╭─ DATA EXCERPTS

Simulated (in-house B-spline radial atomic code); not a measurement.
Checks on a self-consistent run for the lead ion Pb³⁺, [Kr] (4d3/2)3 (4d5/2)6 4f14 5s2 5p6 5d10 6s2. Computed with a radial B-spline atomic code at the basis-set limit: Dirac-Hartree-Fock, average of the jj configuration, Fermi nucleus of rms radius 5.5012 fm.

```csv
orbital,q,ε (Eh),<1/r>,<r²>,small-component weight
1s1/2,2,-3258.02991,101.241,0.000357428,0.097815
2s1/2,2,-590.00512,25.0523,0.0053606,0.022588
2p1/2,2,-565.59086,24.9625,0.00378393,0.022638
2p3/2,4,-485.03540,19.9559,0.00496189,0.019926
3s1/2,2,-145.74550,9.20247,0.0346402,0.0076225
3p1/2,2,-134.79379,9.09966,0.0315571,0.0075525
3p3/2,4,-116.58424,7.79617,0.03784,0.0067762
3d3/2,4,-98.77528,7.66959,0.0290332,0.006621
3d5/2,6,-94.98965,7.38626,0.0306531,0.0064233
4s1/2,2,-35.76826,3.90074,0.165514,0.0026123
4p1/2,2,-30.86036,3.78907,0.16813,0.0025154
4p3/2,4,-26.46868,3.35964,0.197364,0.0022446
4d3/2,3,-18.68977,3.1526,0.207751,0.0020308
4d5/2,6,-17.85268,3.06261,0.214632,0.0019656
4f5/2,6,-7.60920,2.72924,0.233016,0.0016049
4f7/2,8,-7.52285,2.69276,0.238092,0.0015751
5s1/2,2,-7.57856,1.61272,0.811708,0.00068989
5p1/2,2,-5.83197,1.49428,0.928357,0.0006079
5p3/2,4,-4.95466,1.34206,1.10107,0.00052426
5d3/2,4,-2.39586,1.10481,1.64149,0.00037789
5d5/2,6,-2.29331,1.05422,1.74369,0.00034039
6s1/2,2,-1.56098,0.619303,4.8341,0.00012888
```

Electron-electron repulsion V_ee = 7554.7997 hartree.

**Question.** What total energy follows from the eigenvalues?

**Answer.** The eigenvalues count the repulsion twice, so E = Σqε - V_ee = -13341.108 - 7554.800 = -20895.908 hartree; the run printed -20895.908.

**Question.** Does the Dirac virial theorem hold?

╰─

▶ [WORK ORDER]
Using the data above, reproduce exactly the lines between those holding "from the eigenvalues?" and "run printed -20895.908.", inclusive, and no others.

▶ [TASK RESPONSE]
**Question.** What total energy follows from the eigenvalues?

**Answer.** The eigenvalues count the repulsion twice, so E = Σqε - V_ee = -13341.108 - 7554.800 = -20895.908 hartree; the run printed -20895.908.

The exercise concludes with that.